[Supplied entries]

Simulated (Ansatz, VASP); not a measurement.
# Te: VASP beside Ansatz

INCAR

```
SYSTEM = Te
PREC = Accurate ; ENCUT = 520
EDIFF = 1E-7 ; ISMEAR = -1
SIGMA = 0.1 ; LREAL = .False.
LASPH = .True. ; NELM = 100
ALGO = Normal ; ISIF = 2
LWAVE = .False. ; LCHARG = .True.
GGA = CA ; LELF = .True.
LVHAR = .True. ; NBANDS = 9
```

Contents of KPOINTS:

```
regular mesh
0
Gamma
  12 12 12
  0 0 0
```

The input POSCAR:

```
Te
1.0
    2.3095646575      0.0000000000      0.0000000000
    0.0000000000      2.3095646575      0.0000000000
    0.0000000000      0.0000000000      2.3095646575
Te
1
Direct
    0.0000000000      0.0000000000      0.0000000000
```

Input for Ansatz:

[/Supplied entries]

_Work task_
Retype the entire listing exactly.

_Exercise response_
Simulated (Ansatz, VASP); not a measurement.
# Te: VASP beside Ansatz

INCAR

```
SYSTEM = Te
PREC = Accurate ; ENCUT = 520
EDIFF = 1E-7 ; ISMEAR = -1
SIGMA = 0.1 ; LREAL = .False.
LASPH = .True. ; NELM = 100
ALGO = Normal ; ISIF = 2
LWAVE = .False. ; LCHARG = .True.
GGA = CA ; LELF = .True.
LVHAR = .True. ; NBANDS = 9
```

Contents of KPOINTS:

```
regular mesh
0
Gamma
  12 12 12
  0 0 0
```

The input POSCAR:

```
Te
1.0
    2.3095646575      0.0000000000      0.0000000000
    0.0000000000      2.3095646575      0.0000000000
    0.0000000000      0.0000000000      2.3095646575
Te
1
Direct
    0.0000000000      0.0000000000      0.0000000000
```

Input for Ansatz:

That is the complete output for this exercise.